[[ RECORDS SHOWN, beginning ]]
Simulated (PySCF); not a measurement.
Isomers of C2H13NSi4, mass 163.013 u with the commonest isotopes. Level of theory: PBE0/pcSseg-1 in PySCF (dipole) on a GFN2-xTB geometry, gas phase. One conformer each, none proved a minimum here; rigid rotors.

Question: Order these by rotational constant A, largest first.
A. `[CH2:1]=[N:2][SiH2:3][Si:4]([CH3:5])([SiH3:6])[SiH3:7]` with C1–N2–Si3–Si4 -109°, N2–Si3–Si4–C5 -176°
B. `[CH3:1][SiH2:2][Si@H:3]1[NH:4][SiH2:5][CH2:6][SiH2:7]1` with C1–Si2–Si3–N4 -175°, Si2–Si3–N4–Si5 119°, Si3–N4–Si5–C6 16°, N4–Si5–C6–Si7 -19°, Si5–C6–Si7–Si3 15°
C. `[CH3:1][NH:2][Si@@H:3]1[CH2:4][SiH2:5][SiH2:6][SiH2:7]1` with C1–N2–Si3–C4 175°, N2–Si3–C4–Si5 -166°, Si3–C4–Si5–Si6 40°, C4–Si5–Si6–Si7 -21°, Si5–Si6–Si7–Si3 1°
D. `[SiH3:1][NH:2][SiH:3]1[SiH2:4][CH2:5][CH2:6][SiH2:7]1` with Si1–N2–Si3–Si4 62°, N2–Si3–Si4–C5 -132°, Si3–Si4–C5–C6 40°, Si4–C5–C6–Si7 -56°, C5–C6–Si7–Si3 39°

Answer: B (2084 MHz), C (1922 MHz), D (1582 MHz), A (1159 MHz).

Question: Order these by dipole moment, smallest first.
[[ RECORDS SHOWN, end ]]

Write out the lines of the entries, word for word, from the first through the one containing "-19°, Si5–C6–Si7–Si3 15°", and stop at that line.

ANSWER AREA:
Simulated (PySCF); not a measurement.
Isomers of C2H13NSi4, mass 163.013 u with the commonest isotopes. Level of theory: PBE0/pcSseg-1 in PySCF (dipole) on a GFN2-xTB geometry, gas phase. One conformer each, none proved a minimum here; rigid rotors.

Question: Order these by rotational constant A, largest first.
A. `[CH2:1]=[N:2][SiH2:3][Si:4]([CH3:5])([SiH3:6])[SiH3:7]` with C1–N2–Si3–Si4 -109°, N2–Si3–Si4–C5 -176°
B. `[CH3:1][SiH2:2][Si@H:3]1[NH:4][SiH2:5][CH2:6][SiH2:7]1` with C1–Si2–Si3–N4 -175°, Si2–Si3–N4–Si5 119°, Si3–N4–Si5–C6 16°, N4–Si5–C6–Si7 -19°, Si5–C6–Si7–Si3 15°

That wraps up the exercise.